◆ REQUIREMENT:
With the records in front of you, set every one of them down exactly.

◆ PROVIDED RECORDS:
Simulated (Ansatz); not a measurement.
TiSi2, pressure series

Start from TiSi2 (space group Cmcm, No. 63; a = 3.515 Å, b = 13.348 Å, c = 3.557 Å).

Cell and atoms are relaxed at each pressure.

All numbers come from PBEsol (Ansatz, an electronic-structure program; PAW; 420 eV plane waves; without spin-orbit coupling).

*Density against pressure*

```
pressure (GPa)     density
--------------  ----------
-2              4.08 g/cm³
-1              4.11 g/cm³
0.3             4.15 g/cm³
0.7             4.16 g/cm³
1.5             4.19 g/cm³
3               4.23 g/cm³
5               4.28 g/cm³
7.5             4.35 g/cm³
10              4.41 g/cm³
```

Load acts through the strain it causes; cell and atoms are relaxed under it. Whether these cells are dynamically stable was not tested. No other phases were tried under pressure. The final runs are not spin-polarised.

◆ WRITTEN RESPONSE:
Simulated (Ansatz); not a measurement.
TiSi2, pressure series

Start from TiSi2 (space group Cmcm, No. 63; a = 3.515 Å, b = 13.348 Å, c = 3.557 Å).

Cell and atoms are relaxed at each pressure.

All numbers come from PBEsol (Ansatz, an electronic-structure program; PAW; 420 eV plane waves; without spin-orbit coupling).

*Density against pressure*

```
pressure (GPa)     density
--------------  ----------
-2              4.08 g/cm³
-1              4.11 g/cm³
0.3             4.15 g/cm³
0.7             4.16 g/cm³
1.5             4.19 g/cm³
3               4.23 g/cm³
5               4.28 g/cm³
7.5             4.35 g/cm³
10              4.41 g/cm³
```

Load acts through the strain it causes; cell and atoms are relaxed under it. Whether these cells are dynamically stable was not tested. No other phases were tried under pressure. The final runs are not spin-polarised.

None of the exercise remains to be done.